BEGIN Provided records

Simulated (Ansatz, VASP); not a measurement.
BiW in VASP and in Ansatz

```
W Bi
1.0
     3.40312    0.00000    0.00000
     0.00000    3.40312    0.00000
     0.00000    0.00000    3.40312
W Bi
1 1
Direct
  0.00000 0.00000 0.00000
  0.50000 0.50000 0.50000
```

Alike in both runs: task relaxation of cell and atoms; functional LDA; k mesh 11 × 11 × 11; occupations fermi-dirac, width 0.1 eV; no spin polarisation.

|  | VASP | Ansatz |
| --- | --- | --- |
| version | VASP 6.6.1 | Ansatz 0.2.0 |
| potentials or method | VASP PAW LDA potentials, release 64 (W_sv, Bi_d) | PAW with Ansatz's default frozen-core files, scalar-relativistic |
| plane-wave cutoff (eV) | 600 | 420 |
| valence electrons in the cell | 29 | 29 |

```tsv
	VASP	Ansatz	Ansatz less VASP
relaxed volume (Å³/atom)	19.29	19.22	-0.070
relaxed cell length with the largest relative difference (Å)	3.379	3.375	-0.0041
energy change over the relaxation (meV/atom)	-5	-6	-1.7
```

END Provided records

• [Brief]:
Only those lines of the entries above that run from the line containing "Ansatz 0.2.0 |" to the line containing "cell | 29 | 29 |", both included, should be transcribed exactly.

• [Task answer]:
| version | VASP 6.6.1 | Ansatz 0.2.0 |
| potentials or method | VASP PAW LDA potentials, release 64 (W_sv, Bi_d) | PAW with Ansatz's default frozen-core files, scalar-relativistic |
| plane-wave cutoff (eV) | 600 | 420 |
| valence electrons in the cell | 29 | 29 |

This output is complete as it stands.